---- Data under study
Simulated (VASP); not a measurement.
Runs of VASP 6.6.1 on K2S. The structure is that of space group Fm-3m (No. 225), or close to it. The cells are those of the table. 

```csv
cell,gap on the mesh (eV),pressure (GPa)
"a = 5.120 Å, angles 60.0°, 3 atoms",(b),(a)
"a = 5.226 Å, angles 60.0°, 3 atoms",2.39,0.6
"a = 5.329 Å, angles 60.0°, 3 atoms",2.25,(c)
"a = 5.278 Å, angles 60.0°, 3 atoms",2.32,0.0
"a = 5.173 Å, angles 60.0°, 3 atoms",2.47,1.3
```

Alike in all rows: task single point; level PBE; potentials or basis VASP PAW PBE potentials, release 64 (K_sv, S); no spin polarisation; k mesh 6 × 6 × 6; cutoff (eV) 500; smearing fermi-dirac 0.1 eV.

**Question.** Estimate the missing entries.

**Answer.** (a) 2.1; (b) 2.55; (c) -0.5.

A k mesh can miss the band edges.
--------

§ **Requirement**:
Retype the portion of the data above that starts on the line with "the missing entries." and finishes on the line with "2.55; (c) -0.5.", including both of those lines.

§ **Your solution**:
**Question.** Estimate the missing entries.

**Answer.** (a) 2.1; (b) 2.55; (c) -0.5.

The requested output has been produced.